Print out the full listing below, word for word.

= Beginning of Section =

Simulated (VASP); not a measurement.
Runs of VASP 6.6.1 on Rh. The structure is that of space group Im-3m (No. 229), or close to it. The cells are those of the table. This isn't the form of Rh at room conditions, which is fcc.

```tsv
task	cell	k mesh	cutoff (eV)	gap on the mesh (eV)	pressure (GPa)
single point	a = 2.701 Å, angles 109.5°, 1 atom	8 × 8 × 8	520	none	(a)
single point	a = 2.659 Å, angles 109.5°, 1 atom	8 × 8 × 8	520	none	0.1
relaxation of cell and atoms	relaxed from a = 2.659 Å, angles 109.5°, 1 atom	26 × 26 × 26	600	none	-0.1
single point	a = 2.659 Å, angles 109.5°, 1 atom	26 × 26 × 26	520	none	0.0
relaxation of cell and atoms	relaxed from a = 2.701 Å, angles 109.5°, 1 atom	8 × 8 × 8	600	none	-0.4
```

= End of Section =

__WORKED SOLUTION__.
Simulated (VASP); not a measurement.
Runs of VASP 6.6.1 on Rh. The structure is that of space group Im-3m (No. 229), or close to it. The cells are those of the table. This isn't the form of Rh at room conditions, which is fcc.

```tsv
task	cell	k mesh	cutoff (eV)	gap on the mesh (eV)	pressure (GPa)
single point	a = 2.701 Å, angles 109.5°, 1 atom	8 × 8 × 8	520	none	(a)
single point	a = 2.659 Å, angles 109.5°, 1 atom	8 × 8 × 8	520	none	0.1
relaxation of cell and atoms	relaxed from a = 2.659 Å, angles 109.5°, 1 atom	26 × 26 × 26	600	none	-0.1
single point	a = 2.659 Å, angles 109.5°, 1 atom	26 × 26 × 26	520	none	0.0
relaxation of cell and atoms	relaxed from a = 2.701 Å, angles 109.5°, 1 atom	8 × 8 × 8	600	none	-0.4
```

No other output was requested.